= Beginning of Section =

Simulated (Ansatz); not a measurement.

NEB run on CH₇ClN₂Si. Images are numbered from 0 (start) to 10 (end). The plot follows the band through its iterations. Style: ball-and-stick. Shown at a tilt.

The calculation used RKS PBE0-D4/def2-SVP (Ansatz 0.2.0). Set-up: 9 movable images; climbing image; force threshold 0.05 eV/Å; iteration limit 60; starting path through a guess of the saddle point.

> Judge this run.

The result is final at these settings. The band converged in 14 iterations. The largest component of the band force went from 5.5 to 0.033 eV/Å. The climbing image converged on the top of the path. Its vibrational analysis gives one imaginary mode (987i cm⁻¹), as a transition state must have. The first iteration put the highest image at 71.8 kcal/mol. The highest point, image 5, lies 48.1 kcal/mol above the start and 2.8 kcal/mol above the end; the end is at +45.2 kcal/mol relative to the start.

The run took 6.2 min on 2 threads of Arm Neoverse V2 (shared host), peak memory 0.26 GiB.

= End of Section =

◆ **Task item**
Reproduce the whole listing verbatim.

◆ **Worked solution**
Simulated (Ansatz); not a measurement.

NEB run on CH₇ClN₂Si. Images are numbered from 0 (start) to 10 (end). The plot follows the band through its iterations. Style: ball-and-stick. Shown at a tilt.

The calculation used RKS PBE0-D4/def2-SVP (Ansatz 0.2.0). Set-up: 9 movable images; climbing image; force threshold 0.05 eV/Å; iteration limit 60; starting path through a guess of the saddle point.

> Judge this run.

The result is final at these settings. The band converged in 14 iterations. The largest component of the band force went from 5.5 to 0.033 eV/Å. The climbing image converged on the top of the path. Its vibrational analysis gives one imaginary mode (987i cm⁻¹), as a transition state must have. The first iteration put the highest image at 71.8 kcal/mol. The highest point, image 5, lies 48.1 kcal/mol above the start and 2.8 kcal/mol above the end; the end is at +45.2 kcal/mol relative to the start.

The run took 6.2 min on 2 threads of Arm Neoverse V2 (shared host), peak memory 0.26 GiB.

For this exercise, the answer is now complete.